+===+

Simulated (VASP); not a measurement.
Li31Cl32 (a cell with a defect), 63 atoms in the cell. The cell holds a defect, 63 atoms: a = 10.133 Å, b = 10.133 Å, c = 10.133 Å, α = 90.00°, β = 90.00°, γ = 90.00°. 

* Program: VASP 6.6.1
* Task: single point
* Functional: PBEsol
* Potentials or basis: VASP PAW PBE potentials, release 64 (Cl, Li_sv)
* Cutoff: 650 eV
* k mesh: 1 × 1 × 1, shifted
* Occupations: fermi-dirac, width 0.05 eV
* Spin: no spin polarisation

+===+

**WORK REQUEST**
Reproduce the records above exactly, character for character.

**TASK RESULT**
Simulated (VASP); not a measurement.
Li31Cl32 (a cell with a defect), 63 atoms in the cell. The cell holds a defect, 63 atoms: a = 10.133 Å, b = 10.133 Å, c = 10.133 Å, α = 90.00°, β = 90.00°, γ = 90.00°. 

* Program: VASP 6.6.1
* Task: single point
* Functional: PBEsol
* Potentials or basis: VASP PAW PBE potentials, release 64 (Cl, Li_sv)
* Cutoff: 650 eV
* k mesh: 1 × 1 × 1, shifted
* Occupations: fermi-dirac, width 0.05 eV
* Spin: no spin polarisation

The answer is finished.